▶ **Task item**:
Write out the data below in full. Keep it exact.

Given information Block Start

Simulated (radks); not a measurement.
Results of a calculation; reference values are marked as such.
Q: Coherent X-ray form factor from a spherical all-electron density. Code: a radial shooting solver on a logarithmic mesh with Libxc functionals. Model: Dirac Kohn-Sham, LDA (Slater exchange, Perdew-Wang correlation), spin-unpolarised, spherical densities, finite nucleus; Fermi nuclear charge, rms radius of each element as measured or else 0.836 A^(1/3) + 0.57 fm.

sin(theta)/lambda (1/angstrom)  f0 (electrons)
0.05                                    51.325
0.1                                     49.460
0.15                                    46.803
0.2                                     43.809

Given information Block End

▶ **Answer space**:
Simulated (radks); not a measurement.
Results of a calculation; reference values are marked as such.
Q: Coherent X-ray form factor from a spherical all-electron density. Code: a radial shooting solver on a logarithmic mesh with Libxc functionals. Model: Dirac Kohn-Sham, LDA (Slater exchange, Perdew-Wang correlation), spin-unpolarised, spherical densities, finite nucleus; Fermi nuclear charge, rms radius of each element as measured or else 0.836 A^(1/3) + 0.57 fm.

sin(theta)/lambda (1/angstrom)  f0 (electrons)
0.05                                    51.325
0.1                                     49.460
0.15                                    46.803
0.2                                     43.809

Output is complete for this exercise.